> ASSIGNED TASK
Line for line, the listing below is to be transcribed exactly.

##############################
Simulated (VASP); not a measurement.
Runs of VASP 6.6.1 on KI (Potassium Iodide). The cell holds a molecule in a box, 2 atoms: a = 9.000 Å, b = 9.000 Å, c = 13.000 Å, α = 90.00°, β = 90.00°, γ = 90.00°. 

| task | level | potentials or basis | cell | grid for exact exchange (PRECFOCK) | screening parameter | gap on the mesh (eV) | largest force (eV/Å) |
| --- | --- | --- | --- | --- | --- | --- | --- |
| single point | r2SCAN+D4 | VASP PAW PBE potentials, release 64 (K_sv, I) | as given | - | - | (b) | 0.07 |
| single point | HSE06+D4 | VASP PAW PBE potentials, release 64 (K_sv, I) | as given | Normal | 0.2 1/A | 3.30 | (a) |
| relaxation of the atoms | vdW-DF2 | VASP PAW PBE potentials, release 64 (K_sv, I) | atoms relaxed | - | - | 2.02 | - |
##############################

> ANSWER SPACE
Simulated (VASP); not a measurement.
Runs of VASP 6.6.1 on KI (Potassium Iodide). The cell holds a molecule in a box, 2 atoms: a = 9.000 Å, b = 9.000 Å, c = 13.000 Å, α = 90.00°, β = 90.00°, γ = 90.00°. 

| task | level | potentials or basis | cell | grid for exact exchange (PRECFOCK) | screening parameter | gap on the mesh (eV) | largest force (eV/Å) |
| --- | --- | --- | --- | --- | --- | --- | --- |
| single point | r2SCAN+D4 | VASP PAW PBE potentials, release 64 (K_sv, I) | as given | - | - | (b) | 0.07 |
| single point | HSE06+D4 | VASP PAW PBE potentials, release 64 (K_sv, I) | as given | Normal | 0.2 1/A | 3.30 | (a) |
| relaxation of the atoms | vdW-DF2 | VASP PAW PBE potentials, release 64 (K_sv, I) | atoms relaxed | - | - | 2.02 | - |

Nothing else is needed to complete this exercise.